--- Action item ---
Give back exactly the lines from the start of the listing to the line containing "spin polarisation |", inclusive, and nothing beyond them.

** Opening Records supplied block **

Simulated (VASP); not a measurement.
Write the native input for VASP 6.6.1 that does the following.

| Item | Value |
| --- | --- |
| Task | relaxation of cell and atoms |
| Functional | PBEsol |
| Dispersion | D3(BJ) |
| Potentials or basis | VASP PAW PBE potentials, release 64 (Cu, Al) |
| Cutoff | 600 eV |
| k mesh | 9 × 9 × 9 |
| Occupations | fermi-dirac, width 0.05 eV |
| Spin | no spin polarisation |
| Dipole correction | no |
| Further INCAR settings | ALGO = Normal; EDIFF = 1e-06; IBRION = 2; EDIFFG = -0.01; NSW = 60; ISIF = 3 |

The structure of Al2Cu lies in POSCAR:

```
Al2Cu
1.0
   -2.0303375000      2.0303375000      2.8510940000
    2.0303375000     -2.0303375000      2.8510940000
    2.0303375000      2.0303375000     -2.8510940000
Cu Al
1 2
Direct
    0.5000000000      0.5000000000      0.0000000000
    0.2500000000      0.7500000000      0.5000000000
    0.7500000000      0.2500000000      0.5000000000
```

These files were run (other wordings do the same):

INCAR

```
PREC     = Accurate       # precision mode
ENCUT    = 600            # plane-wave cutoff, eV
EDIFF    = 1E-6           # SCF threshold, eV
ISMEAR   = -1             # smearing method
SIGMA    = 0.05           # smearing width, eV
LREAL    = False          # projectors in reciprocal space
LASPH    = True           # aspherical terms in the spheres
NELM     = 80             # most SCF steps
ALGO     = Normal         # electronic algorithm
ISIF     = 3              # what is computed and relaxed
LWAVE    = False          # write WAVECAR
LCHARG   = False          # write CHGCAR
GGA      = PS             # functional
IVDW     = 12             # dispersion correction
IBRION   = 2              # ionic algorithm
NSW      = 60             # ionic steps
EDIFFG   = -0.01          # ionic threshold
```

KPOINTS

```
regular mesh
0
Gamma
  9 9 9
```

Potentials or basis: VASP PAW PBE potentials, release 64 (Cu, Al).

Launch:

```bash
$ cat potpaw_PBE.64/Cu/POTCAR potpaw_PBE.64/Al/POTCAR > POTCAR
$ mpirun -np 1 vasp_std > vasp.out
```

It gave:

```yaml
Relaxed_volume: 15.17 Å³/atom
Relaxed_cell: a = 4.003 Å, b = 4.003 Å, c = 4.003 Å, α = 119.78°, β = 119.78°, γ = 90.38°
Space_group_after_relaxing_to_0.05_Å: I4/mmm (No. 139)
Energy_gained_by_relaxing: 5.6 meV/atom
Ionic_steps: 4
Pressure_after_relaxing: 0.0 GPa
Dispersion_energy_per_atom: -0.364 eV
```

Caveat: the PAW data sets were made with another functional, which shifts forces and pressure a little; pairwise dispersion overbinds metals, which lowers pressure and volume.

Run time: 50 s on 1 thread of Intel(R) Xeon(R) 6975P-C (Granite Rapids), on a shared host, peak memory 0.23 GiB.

** Closing Records supplied block **

--- Task solution ---
Simulated (VASP); not a measurement.
Write the native input for VASP 6.6.1 that does the following.

| Item | Value |
| --- | --- |
| Task | relaxation of cell and atoms |
| Functional | PBEsol |
| Dispersion | D3(BJ) |
| Potentials or basis | VASP PAW PBE potentials, release 64 (Cu, Al) |
| Cutoff | 600 eV |
| k mesh | 9 × 9 × 9 |
| Occupations | fermi-dirac, width 0.05 eV |
| Spin | no spin polarisation |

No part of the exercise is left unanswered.